Provided information:
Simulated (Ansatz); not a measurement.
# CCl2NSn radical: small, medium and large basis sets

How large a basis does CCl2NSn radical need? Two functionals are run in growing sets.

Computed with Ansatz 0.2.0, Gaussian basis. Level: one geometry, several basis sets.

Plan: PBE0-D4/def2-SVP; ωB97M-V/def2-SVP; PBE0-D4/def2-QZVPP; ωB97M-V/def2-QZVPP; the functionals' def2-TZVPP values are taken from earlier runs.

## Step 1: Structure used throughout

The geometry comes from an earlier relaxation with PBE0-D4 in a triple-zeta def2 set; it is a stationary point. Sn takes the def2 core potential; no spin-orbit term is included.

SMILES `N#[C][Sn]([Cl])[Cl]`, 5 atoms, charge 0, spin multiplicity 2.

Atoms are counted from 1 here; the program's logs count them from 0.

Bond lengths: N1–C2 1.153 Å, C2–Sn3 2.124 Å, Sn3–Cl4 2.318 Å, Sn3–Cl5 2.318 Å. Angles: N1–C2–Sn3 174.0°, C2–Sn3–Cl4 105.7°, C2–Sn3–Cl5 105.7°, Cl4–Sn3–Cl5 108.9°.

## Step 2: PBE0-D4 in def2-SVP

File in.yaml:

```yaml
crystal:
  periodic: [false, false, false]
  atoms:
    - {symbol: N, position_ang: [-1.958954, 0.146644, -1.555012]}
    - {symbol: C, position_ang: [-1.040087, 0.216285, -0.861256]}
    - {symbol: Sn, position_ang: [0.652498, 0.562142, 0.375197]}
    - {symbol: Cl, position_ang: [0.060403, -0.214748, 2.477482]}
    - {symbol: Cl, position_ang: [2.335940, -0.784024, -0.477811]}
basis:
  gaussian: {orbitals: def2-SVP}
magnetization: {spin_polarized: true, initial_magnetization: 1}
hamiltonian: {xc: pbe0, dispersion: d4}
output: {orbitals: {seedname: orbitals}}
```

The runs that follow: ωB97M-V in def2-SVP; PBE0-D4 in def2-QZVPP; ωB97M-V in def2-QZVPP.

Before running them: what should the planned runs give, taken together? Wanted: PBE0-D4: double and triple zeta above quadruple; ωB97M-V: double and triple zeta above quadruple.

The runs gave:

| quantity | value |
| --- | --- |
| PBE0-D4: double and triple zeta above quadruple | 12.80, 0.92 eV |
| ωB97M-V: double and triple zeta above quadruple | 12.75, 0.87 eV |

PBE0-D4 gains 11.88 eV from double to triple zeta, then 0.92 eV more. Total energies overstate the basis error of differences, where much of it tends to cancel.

Required action: Find the line with "spin multiplicity 2." in the material above. Reproduce it and each line after it up to and including the line with "Atoms are counted".

Task output:
SMILES `N#[C][Sn]([Cl])[Cl]`, 5 atoms, charge 0, spin multiplicity 2.

Atoms are counted from 1 here; the program's logs count them from 0.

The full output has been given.